★ ★ ★

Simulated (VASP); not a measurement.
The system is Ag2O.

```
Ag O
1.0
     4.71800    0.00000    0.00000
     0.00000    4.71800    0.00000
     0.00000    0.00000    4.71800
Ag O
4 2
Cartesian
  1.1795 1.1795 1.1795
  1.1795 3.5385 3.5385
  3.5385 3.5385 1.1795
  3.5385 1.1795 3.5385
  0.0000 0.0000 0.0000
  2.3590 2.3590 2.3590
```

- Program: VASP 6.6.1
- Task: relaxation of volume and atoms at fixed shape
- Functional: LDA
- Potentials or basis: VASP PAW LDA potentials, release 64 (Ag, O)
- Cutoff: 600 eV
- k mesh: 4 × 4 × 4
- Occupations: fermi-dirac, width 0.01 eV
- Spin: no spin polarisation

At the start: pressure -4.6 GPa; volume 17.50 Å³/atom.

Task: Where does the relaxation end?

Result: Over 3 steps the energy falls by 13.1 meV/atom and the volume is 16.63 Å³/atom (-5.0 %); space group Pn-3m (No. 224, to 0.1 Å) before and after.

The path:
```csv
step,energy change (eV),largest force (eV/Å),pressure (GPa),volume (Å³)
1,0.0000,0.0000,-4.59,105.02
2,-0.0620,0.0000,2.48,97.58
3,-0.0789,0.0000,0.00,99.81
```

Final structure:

★ ★ ★

WORK ITEM >>
All that belongs in the answer is an exact copy of the lines from the start of the records above through the line with "- k mesh: 4 × 4 × 4".

ANSWER SECTION >>
Simulated (VASP); not a measurement.
The system is Ag2O.

```
Ag O
1.0
     4.71800    0.00000    0.00000
     0.00000    4.71800    0.00000
     0.00000    0.00000    4.71800
Ag O
4 2
Cartesian
  1.1795 1.1795 1.1795
  1.1795 3.5385 3.5385
  3.5385 3.5385 1.1795
  3.5385 1.1795 3.5385
  0.0000 0.0000 0.0000
  2.3590 2.3590 2.3590
```

- Program: VASP 6.6.1
- Task: relaxation of volume and atoms at fixed shape
- Functional: LDA
- Potentials or basis: VASP PAW LDA potentials, release 64 (Ag, O)
- Cutoff: 600 eV
- k mesh: 4 × 4 × 4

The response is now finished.